**Records shown:**
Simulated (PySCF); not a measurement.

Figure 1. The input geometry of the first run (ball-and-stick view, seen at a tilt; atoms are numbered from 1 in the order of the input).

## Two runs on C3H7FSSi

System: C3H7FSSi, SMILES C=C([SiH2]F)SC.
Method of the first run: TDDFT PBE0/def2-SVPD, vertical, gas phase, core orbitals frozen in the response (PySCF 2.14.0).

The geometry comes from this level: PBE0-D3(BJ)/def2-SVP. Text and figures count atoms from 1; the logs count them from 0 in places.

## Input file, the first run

**Work item:** Nothing is to be altered; retype each entry exactly.

**Written response:**
Simulated (PySCF); not a measurement.

Figure 1. The input geometry of the first run (ball-and-stick view, seen at a tilt; atoms are numbered from 1 in the order of the input).

## Two runs on C3H7FSSi

System: C3H7FSSi, SMILES C=C([SiH2]F)SC.
Method of the first run: TDDFT PBE0/def2-SVPD, vertical, gas phase, core orbitals frozen in the response (PySCF 2.14.0).

The geometry comes from this level: PBE0-D3(BJ)/def2-SVP. Text and figures count atoms from 1; the logs count them from 0 in places.

## Input file, the first run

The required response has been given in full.